** Opening Given data block **

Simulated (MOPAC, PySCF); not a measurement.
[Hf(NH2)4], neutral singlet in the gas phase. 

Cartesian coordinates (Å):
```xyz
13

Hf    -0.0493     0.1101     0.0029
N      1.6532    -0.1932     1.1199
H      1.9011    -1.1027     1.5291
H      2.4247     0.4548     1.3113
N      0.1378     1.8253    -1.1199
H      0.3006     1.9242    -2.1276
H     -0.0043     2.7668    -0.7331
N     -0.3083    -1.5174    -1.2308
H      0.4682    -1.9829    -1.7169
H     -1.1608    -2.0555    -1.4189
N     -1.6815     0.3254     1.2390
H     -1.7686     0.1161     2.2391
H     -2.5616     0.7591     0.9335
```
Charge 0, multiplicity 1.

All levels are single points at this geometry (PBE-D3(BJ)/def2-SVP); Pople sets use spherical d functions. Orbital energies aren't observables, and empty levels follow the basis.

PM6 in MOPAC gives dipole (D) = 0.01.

** Closing Given data block **

Brief: Each line from the beginning of the entries to the line with "All levels are" must be repeated exactly, with both end lines kept and no other lines given.

Reply:
Simulated (MOPAC, PySCF); not a measurement.
[Hf(NH2)4], neutral singlet in the gas phase. 

Cartesian coordinates (Å):
```xyz
13

Hf    -0.0493     0.1101     0.0029
N      1.6532    -0.1932     1.1199
H      1.9011    -1.1027     1.5291
H      2.4247     0.4548     1.3113
N      0.1378     1.8253    -1.1199
H      0.3006     1.9242    -2.1276
H     -0.0043     2.7668    -0.7331
N     -0.3083    -1.5174    -1.2308
H      0.4682    -1.9829    -1.7169
H     -1.1608    -2.0555    -1.4189
N     -1.6815     0.3254     1.2390
H     -1.7686     0.1161     2.2391
H     -2.5616     0.7591     0.9335
```
Charge 0, multiplicity 1.

All levels are single points at this geometry (PBE-D3(BJ)/def2-SVP); Pople sets use spherical d functions. Orbital energies aren't observables, and empty levels follow the basis.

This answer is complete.